■ Required action ■
Return the records that follow, matching each one exactly.

■ Supplied records ■
------------------------------------------------------------------------

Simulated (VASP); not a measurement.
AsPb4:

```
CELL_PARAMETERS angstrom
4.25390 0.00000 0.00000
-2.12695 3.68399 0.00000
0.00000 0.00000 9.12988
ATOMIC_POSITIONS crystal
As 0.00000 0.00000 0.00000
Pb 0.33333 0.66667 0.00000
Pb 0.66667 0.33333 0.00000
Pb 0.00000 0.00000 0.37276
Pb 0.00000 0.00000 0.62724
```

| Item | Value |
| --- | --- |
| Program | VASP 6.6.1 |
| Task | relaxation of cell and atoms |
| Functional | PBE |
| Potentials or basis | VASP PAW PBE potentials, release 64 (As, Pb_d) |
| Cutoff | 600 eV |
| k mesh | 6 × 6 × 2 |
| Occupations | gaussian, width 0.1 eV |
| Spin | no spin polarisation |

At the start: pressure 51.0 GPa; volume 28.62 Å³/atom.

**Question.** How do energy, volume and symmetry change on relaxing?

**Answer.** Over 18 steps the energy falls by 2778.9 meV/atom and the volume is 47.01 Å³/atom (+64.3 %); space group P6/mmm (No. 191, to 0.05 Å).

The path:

------------------------------------------------------------------------

■ Your response ■
Simulated (VASP); not a measurement.
AsPb4:

```
CELL_PARAMETERS angstrom
4.25390 0.00000 0.00000
-2.12695 3.68399 0.00000
0.00000 0.00000 9.12988
ATOMIC_POSITIONS crystal
As 0.00000 0.00000 0.00000
Pb 0.33333 0.66667 0.00000
Pb 0.66667 0.33333 0.00000
Pb 0.00000 0.00000 0.37276
Pb 0.00000 0.00000 0.62724
```

| Item | Value |
| --- | --- |
| Program | VASP 6.6.1 |
| Task | relaxation of cell and atoms |
| Functional | PBE |
| Potentials or basis | VASP PAW PBE potentials, release 64 (As, Pb_d) |
| Cutoff | 600 eV |
| k mesh | 6 × 6 × 2 |
| Occupations | gaussian, width 0.1 eV |
| Spin | no spin polarisation |

At the start: pressure 51.0 GPa; volume 28.62 Å³/atom.

**Question.** How do energy, volume and symmetry change on relaxing?

**Answer.** Over 18 steps the energy falls by 2778.9 meV/atom and the volume is 47.01 Å³/atom (+64.3 %); space group P6/mmm (No. 191, to 0.05 Å).

The path:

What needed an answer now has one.